— Task item —
A complete, word-for-word restatement of the entries is needed.

======

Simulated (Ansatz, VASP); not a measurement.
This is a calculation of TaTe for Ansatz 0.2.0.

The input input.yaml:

======

— Task output —
Simulated (Ansatz, VASP); not a measurement.
This is a calculation of TaTe for Ansatz 0.2.0.

The input input.yaml:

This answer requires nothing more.